▶ [Action item]
Repeat back the entries that follow, keeping every word as it is.

▶ [Data to examine]
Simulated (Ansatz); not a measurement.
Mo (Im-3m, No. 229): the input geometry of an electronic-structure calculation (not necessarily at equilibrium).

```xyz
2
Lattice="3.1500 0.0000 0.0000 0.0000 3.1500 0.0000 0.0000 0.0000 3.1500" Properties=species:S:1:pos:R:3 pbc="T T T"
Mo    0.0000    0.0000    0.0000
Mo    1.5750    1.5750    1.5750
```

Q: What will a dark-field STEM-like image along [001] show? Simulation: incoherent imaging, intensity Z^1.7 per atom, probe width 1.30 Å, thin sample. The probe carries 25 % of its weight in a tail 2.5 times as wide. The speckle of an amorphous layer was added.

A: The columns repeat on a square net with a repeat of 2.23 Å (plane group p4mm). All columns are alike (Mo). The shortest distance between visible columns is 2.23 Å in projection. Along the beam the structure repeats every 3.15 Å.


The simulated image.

▶ [Written answer]
Simulated (Ansatz); not a measurement.
Mo (Im-3m, No. 229): the input geometry of an electronic-structure calculation (not necessarily at equilibrium).

```xyz
2
Lattice="3.1500 0.0000 0.0000 0.0000 3.1500 0.0000 0.0000 0.0000 3.1500" Properties=species:S:1:pos:R:3 pbc="T T T"
Mo    0.0000    0.0000    0.0000
Mo    1.5750    1.5750    1.5750
```

Q: What will a dark-field STEM-like image along [001] show? Simulation: incoherent imaging, intensity Z^1.7 per atom, probe width 1.30 Å, thin sample. The probe carries 25 % of its weight in a tail 2.5 times as wide. The speckle of an amorphous layer was added.

A: The columns repeat on a square net with a repeat of 2.23 Å (plane group p4mm). All columns are alike (Mo). The shortest distance between visible columns is 2.23 Å in projection. Along the beam the structure repeats every 3.15 Å.


The simulated image.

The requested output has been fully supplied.